**Assignment:**
Give back the listing underneath, unchanged and complete.

**Source information:**
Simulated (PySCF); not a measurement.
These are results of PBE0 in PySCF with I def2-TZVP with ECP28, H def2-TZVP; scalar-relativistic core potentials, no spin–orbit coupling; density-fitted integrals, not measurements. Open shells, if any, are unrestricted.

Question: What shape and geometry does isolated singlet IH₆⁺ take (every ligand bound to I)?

**Written reply:**
Simulated (PySCF); not a measurement.
These are results of PBE0 in PySCF with I def2-TZVP with ECP28, H def2-TZVP; scalar-relativistic core potentials, no spin–orbit coupling; density-fitted integrals, not measurements. Open shells, if any, are unrestricted.

Question: What shape and geometry does isolated singlet IH₆⁺ take (every ligand bound to I)?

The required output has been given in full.